━━━━━━━━
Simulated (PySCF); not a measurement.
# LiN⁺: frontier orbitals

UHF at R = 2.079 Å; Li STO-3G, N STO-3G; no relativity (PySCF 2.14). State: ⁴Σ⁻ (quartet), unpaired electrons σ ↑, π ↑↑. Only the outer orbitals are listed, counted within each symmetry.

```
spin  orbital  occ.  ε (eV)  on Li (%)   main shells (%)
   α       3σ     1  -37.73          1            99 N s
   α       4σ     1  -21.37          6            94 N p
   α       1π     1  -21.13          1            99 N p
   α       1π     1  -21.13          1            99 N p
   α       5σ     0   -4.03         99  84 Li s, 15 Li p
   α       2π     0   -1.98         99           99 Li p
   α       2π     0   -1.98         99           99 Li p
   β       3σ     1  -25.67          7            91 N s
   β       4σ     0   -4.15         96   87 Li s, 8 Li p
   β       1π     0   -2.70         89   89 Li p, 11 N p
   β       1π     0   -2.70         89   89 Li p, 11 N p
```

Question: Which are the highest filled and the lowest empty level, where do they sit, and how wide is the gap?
━━━━━━━━

_WORK ORDER_:
Each line of the data is to be output exactly, with none skipped.

_RESPONSE_:
Simulated (PySCF); not a measurement.
# LiN⁺: frontier orbitals

UHF at R = 2.079 Å; Li STO-3G, N STO-3G; no relativity (PySCF 2.14). State: ⁴Σ⁻ (quartet), unpaired electrons σ ↑, π ↑↑. Only the outer orbitals are listed, counted within each symmetry.

```
spin  orbital  occ.  ε (eV)  on Li (%)   main shells (%)
   α       3σ     1  -37.73          1            99 N s
   α       4σ     1  -21.37          6            94 N p
   α       1π     1  -21.13          1            99 N p
   α       1π     1  -21.13          1            99 N p
   α       5σ     0   -4.03         99  84 Li s, 15 Li p
   α       2π     0   -1.98         99           99 Li p
   α       2π     0   -1.98         99           99 Li p
   β       3σ     1  -25.67          7            91 N s
   β       4σ     0   -4.15         96   87 Li s, 8 Li p
   β       1π     0   -2.70         89   89 Li p, 11 N p
   β       1π     0   -2.70         89   89 Li p, 11 N p
```

Question: Which are the highest filled and the lowest empty level, where do they sit, and how wide is the gap?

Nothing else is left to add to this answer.